BEGIN

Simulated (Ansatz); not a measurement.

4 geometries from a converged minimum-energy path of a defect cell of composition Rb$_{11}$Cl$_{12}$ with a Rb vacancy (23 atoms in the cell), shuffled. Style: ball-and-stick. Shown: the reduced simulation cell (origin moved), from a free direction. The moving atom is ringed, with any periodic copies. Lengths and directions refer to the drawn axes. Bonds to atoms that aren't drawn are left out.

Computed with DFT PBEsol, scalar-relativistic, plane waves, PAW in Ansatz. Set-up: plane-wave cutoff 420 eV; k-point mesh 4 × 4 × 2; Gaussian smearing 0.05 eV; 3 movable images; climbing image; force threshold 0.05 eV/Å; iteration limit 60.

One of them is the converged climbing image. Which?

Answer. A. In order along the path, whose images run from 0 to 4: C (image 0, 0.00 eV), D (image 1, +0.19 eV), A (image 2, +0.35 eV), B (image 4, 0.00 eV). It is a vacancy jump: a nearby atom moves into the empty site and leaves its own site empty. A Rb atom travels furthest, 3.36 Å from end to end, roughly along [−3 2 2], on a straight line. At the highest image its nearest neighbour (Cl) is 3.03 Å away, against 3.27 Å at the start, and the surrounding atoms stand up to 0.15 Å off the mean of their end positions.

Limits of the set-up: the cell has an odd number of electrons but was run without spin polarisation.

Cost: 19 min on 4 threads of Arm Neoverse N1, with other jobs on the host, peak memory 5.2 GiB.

END

- **ASSIGNED TASK**: Set every record down again exactly as written.

- **EXERCISE ANSWER**:
Simulated (Ansatz); not a measurement.

4 geometries from a converged minimum-energy path of a defect cell of composition Rb$_{11}$Cl$_{12}$ with a Rb vacancy (23 atoms in the cell), shuffled. Style: ball-and-stick. Shown: the reduced simulation cell (origin moved), from a free direction. The moving atom is ringed, with any periodic copies. Lengths and directions refer to the drawn axes. Bonds to atoms that aren't drawn are left out.

Computed with DFT PBEsol, scalar-relativistic, plane waves, PAW in Ansatz. Set-up: plane-wave cutoff 420 eV; k-point mesh 4 × 4 × 2; Gaussian smearing 0.05 eV; 3 movable images; climbing image; force threshold 0.05 eV/Å; iteration limit 60.

One of them is the converged climbing image. Which?

Answer. A. In order along the path, whose images run from 0 to 4: C (image 0, 0.00 eV), D (image 1, +0.19 eV), A (image 2, +0.35 eV), B (image 4, 0.00 eV). It is a vacancy jump: a nearby atom moves into the empty site and leaves its own site empty. A Rb atom travels furthest, 3.36 Å from end to end, roughly along [−3 2 2], on a straight line. At the highest image its nearest neighbour (Cl) is 3.03 Å away, against 3.27 Å at the start, and the surrounding atoms stand up to 0.15 Å off the mean of their end positions.

Limits of the set-up: the cell has an odd number of electrons but was run without spin polarisation.

Cost: 19 min on 4 threads of Arm Neoverse N1, with other jobs on the host, peak memory 5.2 GiB.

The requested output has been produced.